__Requirement__: The entries are to be written out again with no differences.

__Information provided__:
—————
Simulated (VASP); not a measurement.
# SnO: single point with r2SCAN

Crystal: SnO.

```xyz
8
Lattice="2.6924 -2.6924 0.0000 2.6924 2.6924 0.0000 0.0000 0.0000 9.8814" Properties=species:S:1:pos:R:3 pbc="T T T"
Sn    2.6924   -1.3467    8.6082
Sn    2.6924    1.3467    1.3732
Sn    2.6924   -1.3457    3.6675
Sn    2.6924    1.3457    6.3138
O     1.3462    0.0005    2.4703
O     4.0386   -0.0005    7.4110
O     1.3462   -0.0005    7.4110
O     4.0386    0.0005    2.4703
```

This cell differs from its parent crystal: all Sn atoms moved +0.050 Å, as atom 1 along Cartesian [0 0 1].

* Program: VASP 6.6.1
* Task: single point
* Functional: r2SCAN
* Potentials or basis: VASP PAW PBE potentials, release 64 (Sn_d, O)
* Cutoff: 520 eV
—————

__Answer box__:
Simulated (VASP); not a measurement.
# SnO: single point with r2SCAN

Crystal: SnO.

```xyz
8
Lattice="2.6924 -2.6924 0.0000 2.6924 2.6924 0.0000 0.0000 0.0000 9.8814" Properties=species:S:1:pos:R:3 pbc="T T T"
Sn    2.6924   -1.3467    8.6082
Sn    2.6924    1.3467    1.3732
Sn    2.6924   -1.3457    3.6675
Sn    2.6924    1.3457    6.3138
O     1.3462    0.0005    2.4703
O     4.0386   -0.0005    7.4110
O     1.3462   -0.0005    7.4110
O     4.0386    0.0005    2.4703
```

This cell differs from its parent crystal: all Sn atoms moved +0.050 Å, as atom 1 along Cartesian [0 0 1].

* Program: VASP 6.6.1
* Task: single point
* Functional: r2SCAN
* Potentials or basis: VASP PAW PBE potentials, release 64 (Sn_d, O)
* Cutoff: 520 eV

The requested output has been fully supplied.